> Provided data:
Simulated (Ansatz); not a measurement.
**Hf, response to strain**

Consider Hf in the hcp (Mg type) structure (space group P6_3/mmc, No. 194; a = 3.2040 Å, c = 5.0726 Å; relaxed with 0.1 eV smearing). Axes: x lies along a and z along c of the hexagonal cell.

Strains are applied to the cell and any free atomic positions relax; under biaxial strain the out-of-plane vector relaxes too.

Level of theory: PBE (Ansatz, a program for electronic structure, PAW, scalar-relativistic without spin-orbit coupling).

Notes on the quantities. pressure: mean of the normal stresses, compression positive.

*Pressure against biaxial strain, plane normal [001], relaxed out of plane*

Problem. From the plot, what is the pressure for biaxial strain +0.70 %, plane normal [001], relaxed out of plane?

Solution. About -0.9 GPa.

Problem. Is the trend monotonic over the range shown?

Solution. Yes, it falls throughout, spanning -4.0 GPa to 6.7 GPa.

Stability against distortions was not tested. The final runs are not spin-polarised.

> Required action: Each entry above is to be set down again in exactly the same words.

> Written answer:
Simulated (Ansatz); not a measurement.
**Hf, response to strain**

Consider Hf in the hcp (Mg type) structure (space group P6_3/mmc, No. 194; a = 3.2040 Å, c = 5.0726 Å; relaxed with 0.1 eV smearing). Axes: x lies along a and z along c of the hexagonal cell.

Strains are applied to the cell and any free atomic positions relax; under biaxial strain the out-of-plane vector relaxes too.

Level of theory: PBE (Ansatz, a program for electronic structure, PAW, scalar-relativistic without spin-orbit coupling).

Notes on the quantities. pressure: mean of the normal stresses, compression positive.

*Pressure against biaxial strain, plane normal [001], relaxed out of plane*

Problem. From the plot, what is the pressure for biaxial strain +0.70 %, plane normal [001], relaxed out of plane?

Solution. About -0.9 GPa.

Problem. Is the trend monotonic over the range shown?

Solution. Yes, it falls throughout, spanning -4.0 GPa to 6.7 GPa.

Stability against distortions was not tested. The final runs are not spin-polarised.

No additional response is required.